Top of Given information
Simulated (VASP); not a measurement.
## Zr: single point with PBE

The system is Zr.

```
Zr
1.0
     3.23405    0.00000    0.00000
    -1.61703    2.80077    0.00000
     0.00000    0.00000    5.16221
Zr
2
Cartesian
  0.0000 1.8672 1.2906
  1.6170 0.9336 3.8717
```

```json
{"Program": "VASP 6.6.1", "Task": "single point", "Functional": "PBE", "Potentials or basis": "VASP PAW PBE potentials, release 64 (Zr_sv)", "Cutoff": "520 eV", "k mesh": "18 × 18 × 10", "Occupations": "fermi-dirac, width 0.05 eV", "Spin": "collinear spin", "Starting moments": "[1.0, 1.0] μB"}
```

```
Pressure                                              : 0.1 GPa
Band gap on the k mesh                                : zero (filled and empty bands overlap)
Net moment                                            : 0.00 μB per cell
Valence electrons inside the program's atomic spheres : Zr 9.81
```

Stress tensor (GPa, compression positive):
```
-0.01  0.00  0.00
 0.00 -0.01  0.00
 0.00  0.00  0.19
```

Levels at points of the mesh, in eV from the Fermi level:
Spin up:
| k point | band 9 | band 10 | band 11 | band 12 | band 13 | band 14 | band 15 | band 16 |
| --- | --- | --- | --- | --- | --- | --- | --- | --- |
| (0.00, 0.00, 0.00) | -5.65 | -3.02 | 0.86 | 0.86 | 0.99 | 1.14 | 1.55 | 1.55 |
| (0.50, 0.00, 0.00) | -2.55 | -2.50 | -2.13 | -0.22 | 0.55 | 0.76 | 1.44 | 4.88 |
Bottom of Given information

• **Brief**: All of the records above are to be repeated exactly.

• **Response area**:
Simulated (VASP); not a measurement.
## Zr: single point with PBE

The system is Zr.

```
Zr
1.0
     3.23405    0.00000    0.00000
    -1.61703    2.80077    0.00000
     0.00000    0.00000    5.16221
Zr
2
Cartesian
  0.0000 1.8672 1.2906
  1.6170 0.9336 3.8717
```

```json
{"Program": "VASP 6.6.1", "Task": "single point", "Functional": "PBE", "Potentials or basis": "VASP PAW PBE potentials, release 64 (Zr_sv)", "Cutoff": "520 eV", "k mesh": "18 × 18 × 10", "Occupations": "fermi-dirac, width 0.05 eV", "Spin": "collinear spin", "Starting moments": "[1.0, 1.0] μB"}
```

```
Pressure                                              : 0.1 GPa
Band gap on the k mesh                                : zero (filled and empty bands overlap)
Net moment                                            : 0.00 μB per cell
Valence electrons inside the program's atomic spheres : Zr 9.81
```

Stress tensor (GPa, compression positive):
```
-0.01  0.00  0.00
 0.00 -0.01  0.00
 0.00  0.00  0.19
```

Levels at points of the mesh, in eV from the Fermi level:
Spin up:
| k point | band 9 | band 10 | band 11 | band 12 | band 13 | band 14 | band 15 | band 16 |
| --- | --- | --- | --- | --- | --- | --- | --- | --- |
| (0.00, 0.00, 0.00) | -5.65 | -3.02 | 0.86 | 0.86 | 0.99 | 1.14 | 1.55 | 1.55 |
| (0.50, 0.00, 0.00) | -2.55 | -2.50 | -2.13 | -0.22 | 0.55 | 0.76 | 1.44 | 4.88 |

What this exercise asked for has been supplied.